** Opening Given records block **
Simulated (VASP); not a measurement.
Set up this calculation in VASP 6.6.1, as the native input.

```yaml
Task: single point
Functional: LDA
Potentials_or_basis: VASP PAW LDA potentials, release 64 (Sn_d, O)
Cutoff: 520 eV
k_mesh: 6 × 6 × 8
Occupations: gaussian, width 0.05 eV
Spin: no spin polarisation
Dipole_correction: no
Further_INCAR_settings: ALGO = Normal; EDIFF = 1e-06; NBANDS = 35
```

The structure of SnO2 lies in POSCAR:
** Closing Given records block **

Work order:
Take the material above and return all of it exactly.

Task response:
Simulated (VASP); not a measurement.
Set up this calculation in VASP 6.6.1, as the native input.

```yaml
Task: single point
Functional: LDA
Potentials_or_basis: VASP PAW LDA potentials, release 64 (Sn_d, O)
Cutoff: 520 eV
k_mesh: 6 × 6 × 8
Occupations: gaussian, width 0.05 eV
Spin: no spin polarisation
Dipole_correction: no
Further_INCAR_settings: ALGO = Normal; EDIFF = 1e-06; NBANDS = 35
```

The structure of SnO2 lies in POSCAR:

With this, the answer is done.